────────

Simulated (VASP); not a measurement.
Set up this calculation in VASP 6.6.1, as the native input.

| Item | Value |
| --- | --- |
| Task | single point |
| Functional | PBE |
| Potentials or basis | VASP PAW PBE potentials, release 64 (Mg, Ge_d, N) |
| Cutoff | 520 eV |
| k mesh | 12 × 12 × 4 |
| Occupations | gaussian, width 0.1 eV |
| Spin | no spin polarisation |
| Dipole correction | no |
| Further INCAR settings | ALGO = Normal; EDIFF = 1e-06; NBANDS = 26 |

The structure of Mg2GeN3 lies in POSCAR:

────────

* Task item *
Please set down all of the data above again, matching it exactly.

* Answer area *
Simulated (VASP); not a measurement.
Set up this calculation in VASP 6.6.1, as the native input.

| Item | Value |
| --- | --- |
| Task | single point |
| Functional | PBE |
| Potentials or basis | VASP PAW PBE potentials, release 64 (Mg, Ge_d, N) |
| Cutoff | 520 eV |
| k mesh | 12 × 12 × 4 |
| Occupations | gaussian, width 0.1 eV |
| Spin | no spin polarisation |
| Dipole correction | no |
| Further INCAR settings | ALGO = Normal; EDIFF = 1e-06; NBANDS = 26 |

The structure of Mg2GeN3 lies in POSCAR:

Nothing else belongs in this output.